-.-.-

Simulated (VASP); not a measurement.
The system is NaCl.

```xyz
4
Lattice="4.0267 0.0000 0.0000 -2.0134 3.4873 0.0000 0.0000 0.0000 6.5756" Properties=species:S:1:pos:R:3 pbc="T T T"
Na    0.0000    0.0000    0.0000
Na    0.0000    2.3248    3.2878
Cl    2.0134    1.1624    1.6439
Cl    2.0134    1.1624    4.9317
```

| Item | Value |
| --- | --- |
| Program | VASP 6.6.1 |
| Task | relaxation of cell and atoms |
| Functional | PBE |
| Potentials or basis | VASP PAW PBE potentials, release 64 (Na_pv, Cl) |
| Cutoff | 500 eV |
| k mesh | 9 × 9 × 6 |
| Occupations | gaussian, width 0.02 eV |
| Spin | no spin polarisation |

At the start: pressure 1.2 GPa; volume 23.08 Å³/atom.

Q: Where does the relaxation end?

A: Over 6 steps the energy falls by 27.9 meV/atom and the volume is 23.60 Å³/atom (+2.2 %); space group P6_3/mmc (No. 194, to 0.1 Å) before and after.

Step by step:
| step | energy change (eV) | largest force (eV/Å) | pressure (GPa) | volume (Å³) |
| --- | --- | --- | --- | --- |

-.-.-

→ Work task:
From the first line of the records through the line with "width 0.02 eV |", retype everything word for word, including both ends.

→ Response area:
Simulated (VASP); not a measurement.
The system is NaCl.

```xyz
4
Lattice="4.0267 0.0000 0.0000 -2.0134 3.4873 0.0000 0.0000 0.0000 6.5756" Properties=species:S:1:pos:R:3 pbc="T T T"
Na    0.0000    0.0000    0.0000
Na    0.0000    2.3248    3.2878
Cl    2.0134    1.1624    1.6439
Cl    2.0134    1.1624    4.9317
```

| Item | Value |
| --- | --- |
| Program | VASP 6.6.1 |
| Task | relaxation of cell and atoms |
| Functional | PBE |
| Potentials or basis | VASP PAW PBE potentials, release 64 (Na_pv, Cl) |
| Cutoff | 500 eV |
| k mesh | 9 × 9 × 6 |
| Occupations | gaussian, width 0.02 eV |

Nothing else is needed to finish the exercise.